Please reproduce the data in its entirety, word for word.

++++++++++++++++++++
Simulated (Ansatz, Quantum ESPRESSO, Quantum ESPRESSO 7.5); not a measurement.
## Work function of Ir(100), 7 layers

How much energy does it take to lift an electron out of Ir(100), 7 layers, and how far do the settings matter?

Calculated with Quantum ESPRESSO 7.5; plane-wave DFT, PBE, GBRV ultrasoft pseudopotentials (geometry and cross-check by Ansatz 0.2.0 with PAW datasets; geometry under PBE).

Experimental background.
++++++++++++++++++++

• [Task response]:
Simulated (Ansatz, Quantum ESPRESSO, Quantum ESPRESSO 7.5); not a measurement.
## Work function of Ir(100), 7 layers

How much energy does it take to lift an electron out of Ir(100), 7 layers, and how far do the settings matter?

Calculated with Quantum ESPRESSO 7.5; plane-wave DFT, PBE, GBRV ultrasoft pseudopotentials (geometry and cross-check by Ansatz 0.2.0 with PAW datasets; geometry under PBE).

Experimental background.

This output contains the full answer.